» REQUIRED ACTION:
The answer should contain each record below, repeated exactly.

###
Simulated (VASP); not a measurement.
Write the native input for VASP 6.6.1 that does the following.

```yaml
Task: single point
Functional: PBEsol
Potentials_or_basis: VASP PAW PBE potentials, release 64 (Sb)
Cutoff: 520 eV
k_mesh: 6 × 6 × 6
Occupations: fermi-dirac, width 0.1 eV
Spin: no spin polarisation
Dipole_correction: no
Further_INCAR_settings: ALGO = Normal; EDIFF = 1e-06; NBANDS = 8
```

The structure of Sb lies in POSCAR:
###

» EXERCISE RESULT:
Simulated (VASP); not a measurement.
Write the native input for VASP 6.6.1 that does the following.

```yaml
Task: single point
Functional: PBEsol
Potentials_or_basis: VASP PAW PBE potentials, release 64 (Sb)
Cutoff: 520 eV
k_mesh: 6 × 6 × 6
Occupations: fermi-dirac, width 0.1 eV
Spin: no spin polarisation
Dipole_correction: no
Further_INCAR_settings: ALGO = Normal; EDIFF = 1e-06; NBANDS = 8
```

The structure of Sb lies in POSCAR:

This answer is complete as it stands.